TASK ITEM:
Output the data below line for line, exactly, up to and including the line where "On this one" appears.

....................
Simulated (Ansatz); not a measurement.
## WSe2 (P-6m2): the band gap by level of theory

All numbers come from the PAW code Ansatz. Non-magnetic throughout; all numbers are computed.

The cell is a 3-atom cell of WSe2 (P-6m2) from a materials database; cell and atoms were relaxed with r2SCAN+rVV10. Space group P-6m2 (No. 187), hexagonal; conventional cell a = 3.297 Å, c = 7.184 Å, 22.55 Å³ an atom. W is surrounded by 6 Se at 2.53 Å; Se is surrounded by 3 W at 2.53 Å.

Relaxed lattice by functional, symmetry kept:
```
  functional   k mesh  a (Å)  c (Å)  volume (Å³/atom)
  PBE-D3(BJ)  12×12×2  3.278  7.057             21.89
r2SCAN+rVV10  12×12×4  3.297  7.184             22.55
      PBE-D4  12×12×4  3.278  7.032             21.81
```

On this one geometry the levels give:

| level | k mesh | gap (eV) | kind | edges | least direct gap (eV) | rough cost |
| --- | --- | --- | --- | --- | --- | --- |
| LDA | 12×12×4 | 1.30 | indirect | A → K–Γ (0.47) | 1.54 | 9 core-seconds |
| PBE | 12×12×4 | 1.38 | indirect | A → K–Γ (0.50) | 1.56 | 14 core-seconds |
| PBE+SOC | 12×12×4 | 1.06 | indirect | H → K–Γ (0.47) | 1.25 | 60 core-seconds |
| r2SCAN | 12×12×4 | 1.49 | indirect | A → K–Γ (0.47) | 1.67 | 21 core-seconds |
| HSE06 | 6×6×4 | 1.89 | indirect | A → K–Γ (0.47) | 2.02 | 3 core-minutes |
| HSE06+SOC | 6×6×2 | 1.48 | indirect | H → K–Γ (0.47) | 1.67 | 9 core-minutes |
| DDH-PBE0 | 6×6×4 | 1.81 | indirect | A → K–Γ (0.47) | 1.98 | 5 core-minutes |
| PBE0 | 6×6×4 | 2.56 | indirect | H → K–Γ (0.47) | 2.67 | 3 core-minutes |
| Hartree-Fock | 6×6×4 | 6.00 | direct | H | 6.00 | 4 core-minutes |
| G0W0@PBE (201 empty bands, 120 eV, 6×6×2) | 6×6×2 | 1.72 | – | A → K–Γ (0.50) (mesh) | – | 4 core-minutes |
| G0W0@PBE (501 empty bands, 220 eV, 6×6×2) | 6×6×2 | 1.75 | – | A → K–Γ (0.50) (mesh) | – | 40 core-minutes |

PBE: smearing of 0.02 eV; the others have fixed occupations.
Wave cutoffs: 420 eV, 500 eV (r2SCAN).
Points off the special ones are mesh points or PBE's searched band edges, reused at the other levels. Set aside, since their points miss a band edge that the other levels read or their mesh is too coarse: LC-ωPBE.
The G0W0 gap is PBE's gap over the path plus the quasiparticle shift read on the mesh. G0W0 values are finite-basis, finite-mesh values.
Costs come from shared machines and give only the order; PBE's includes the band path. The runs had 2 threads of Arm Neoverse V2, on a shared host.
....................

RESPONSE BOX:
Simulated (Ansatz); not a measurement.
## WSe2 (P-6m2): the band gap by level of theory

All numbers come from the PAW code Ansatz. Non-magnetic throughout; all numbers are computed.

The cell is a 3-atom cell of WSe2 (P-6m2) from a materials database; cell and atoms were relaxed with r2SCAN+rVV10. Space group P-6m2 (No. 187), hexagonal; conventional cell a = 3.297 Å, c = 7.184 Å, 22.55 Å³ an atom. W is surrounded by 6 Se at 2.53 Å; Se is surrounded by 3 W at 2.53 Å.

Relaxed lattice by functional, symmetry kept:
```
  functional   k mesh  a (Å)  c (Å)  volume (Å³/atom)
  PBE-D3(BJ)  12×12×2  3.278  7.057             21.89
r2SCAN+rVV10  12×12×4  3.297  7.184             22.55
      PBE-D4  12×12×4  3.278  7.032             21.81
```

On this one geometry the levels give:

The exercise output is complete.